═════ PROVIDED DATA

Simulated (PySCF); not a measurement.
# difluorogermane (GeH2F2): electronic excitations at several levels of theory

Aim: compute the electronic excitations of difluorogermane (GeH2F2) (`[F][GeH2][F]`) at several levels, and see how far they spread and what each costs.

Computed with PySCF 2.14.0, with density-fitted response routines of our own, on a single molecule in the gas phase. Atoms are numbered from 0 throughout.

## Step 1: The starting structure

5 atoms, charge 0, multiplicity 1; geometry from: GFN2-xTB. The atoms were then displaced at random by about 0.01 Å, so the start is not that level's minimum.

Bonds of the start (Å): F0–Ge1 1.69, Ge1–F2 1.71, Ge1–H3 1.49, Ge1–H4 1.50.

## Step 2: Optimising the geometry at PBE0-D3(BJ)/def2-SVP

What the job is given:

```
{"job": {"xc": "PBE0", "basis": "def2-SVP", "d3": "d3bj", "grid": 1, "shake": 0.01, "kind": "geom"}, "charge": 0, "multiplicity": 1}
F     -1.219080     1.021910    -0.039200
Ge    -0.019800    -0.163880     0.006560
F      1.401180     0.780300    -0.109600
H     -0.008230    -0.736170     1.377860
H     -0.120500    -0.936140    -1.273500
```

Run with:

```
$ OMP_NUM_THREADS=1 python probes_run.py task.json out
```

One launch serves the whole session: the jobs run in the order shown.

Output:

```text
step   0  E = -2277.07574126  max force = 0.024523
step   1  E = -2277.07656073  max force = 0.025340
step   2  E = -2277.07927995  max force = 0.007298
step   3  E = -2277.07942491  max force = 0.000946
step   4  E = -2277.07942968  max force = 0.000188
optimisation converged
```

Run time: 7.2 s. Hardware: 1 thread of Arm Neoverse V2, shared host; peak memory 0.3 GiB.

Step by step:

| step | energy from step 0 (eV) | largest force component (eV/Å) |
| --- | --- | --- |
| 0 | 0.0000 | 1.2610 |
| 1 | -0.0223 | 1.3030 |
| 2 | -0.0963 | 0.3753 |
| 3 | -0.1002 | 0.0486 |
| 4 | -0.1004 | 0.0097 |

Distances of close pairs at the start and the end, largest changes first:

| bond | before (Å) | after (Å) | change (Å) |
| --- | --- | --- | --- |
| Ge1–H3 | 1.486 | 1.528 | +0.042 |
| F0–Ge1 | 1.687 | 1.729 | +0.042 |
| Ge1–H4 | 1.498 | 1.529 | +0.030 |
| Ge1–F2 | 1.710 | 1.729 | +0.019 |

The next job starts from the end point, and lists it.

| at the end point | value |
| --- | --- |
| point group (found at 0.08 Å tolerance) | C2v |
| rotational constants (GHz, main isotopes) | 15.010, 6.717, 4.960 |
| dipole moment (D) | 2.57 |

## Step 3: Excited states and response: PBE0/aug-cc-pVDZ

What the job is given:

══════════

#### ACTIVITY:
Set down precisely the lines above between the line holding "## Step 2: Optimising" and the line holding "1.729 | +0.042 |", inclusive, and nothing beyond them.

#### TASK RESULT:
## Step 2: Optimising the geometry at PBE0-D3(BJ)/def2-SVP

What the job is given:

```
{"job": {"xc": "PBE0", "basis": "def2-SVP", "d3": "d3bj", "grid": 1, "shake": 0.01, "kind": "geom"}, "charge": 0, "multiplicity": 1}
F     -1.219080     1.021910    -0.039200
Ge    -0.019800    -0.163880     0.006560
F      1.401180     0.780300    -0.109600
H     -0.008230    -0.736170     1.377860
H     -0.120500    -0.936140    -1.273500
```

Run with:

```
$ OMP_NUM_THREADS=1 python probes_run.py task.json out
```

One launch serves the whole session: the jobs run in the order shown.

Output:

```text
step   0  E = -2277.07574126  max force = 0.024523
step   1  E = -2277.07656073  max force = 0.025340
step   2  E = -2277.07927995  max force = 0.007298
step   3  E = -2277.07942491  max force = 0.000946
step   4  E = -2277.07942968  max force = 0.000188
optimisation converged
```

Run time: 7.2 s. Hardware: 1 thread of Arm Neoverse V2, shared host; peak memory 0.3 GiB.

Step by step:

| step | energy from step 0 (eV) | largest force component (eV/Å) |
| --- | --- | --- |
| 0 | 0.0000 | 1.2610 |
| 1 | -0.0223 | 1.3030 |
| 2 | -0.0963 | 0.3753 |
| 3 | -0.1002 | 0.0486 |
| 4 | -0.1004 | 0.0097 |

Distances of close pairs at the start and the end, largest changes first:

| bond | before (Å) | after (Å) | change (Å) |
| --- | --- | --- | --- |
| Ge1–H3 | 1.486 | 1.528 | +0.042 |
| F0–Ge1 | 1.687 | 1.729 | +0.042 |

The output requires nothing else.